**Extracted information**
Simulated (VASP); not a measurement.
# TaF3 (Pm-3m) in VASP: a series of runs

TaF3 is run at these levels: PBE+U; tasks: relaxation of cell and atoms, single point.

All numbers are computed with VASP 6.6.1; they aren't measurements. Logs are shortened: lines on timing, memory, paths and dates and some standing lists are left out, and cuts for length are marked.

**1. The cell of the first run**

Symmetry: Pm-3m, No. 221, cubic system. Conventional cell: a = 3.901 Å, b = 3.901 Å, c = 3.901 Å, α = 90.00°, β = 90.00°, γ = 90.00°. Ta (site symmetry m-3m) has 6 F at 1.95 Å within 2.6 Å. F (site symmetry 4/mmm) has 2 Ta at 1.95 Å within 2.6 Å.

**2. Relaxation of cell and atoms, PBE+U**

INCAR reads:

**Exercise**
Word for word, set down the complete listing once more.

**Exercise solution**
Simulated (VASP); not a measurement.
# TaF3 (Pm-3m) in VASP: a series of runs

TaF3 is run at these levels: PBE+U; tasks: relaxation of cell and atoms, single point.

All numbers are computed with VASP 6.6.1; they aren't measurements. Logs are shortened: lines on timing, memory, paths and dates and some standing lists are left out, and cuts for length are marked.

**1. The cell of the first run**

Symmetry: Pm-3m, No. 221, cubic system. Conventional cell: a = 3.901 Å, b = 3.901 Å, c = 3.901 Å, α = 90.00°, β = 90.00°, γ = 90.00°. Ta (site symmetry m-3m) has 6 F at 1.95 Å within 2.6 Å. F (site symmetry 4/mmm) has 2 Ta at 1.95 Å within 2.6 Å.

**2. Relaxation of cell and atoms, PBE+U**

INCAR reads:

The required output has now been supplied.